━━━━━━

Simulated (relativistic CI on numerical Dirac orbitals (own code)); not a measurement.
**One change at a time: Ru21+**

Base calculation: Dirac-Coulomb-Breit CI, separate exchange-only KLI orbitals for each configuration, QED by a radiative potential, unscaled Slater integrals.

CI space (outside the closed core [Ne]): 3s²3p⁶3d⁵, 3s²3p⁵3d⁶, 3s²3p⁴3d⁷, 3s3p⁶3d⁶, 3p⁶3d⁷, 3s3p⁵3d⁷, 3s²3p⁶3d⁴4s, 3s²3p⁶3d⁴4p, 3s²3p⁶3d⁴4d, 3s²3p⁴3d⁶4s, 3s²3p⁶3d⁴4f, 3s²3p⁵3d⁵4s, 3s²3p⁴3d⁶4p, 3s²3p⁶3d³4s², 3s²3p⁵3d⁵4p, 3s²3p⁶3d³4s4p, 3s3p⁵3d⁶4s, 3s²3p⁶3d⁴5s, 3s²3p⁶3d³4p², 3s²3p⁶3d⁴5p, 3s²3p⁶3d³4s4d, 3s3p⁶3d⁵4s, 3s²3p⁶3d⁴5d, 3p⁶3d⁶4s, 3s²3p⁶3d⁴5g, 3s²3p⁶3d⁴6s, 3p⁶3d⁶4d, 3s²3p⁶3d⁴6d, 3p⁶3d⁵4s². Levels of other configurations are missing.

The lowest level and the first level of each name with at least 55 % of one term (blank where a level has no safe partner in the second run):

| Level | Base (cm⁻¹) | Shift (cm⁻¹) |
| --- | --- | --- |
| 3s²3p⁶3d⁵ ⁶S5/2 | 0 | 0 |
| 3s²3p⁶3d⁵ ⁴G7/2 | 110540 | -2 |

━━━━━━

#### [Action item]
Would you print, exactly as written, every line above from the one holding "Shift (cm⁻¹) |" through the one holding "⁶S5/2 | 0 | 0 |", with both included and no other lines?

#### [Response]
| Level | Base (cm⁻¹) | Shift (cm⁻¹) |
| --- | --- | --- |
| 3s²3p⁶3d⁵ ⁶S5/2 | 0 | 0 |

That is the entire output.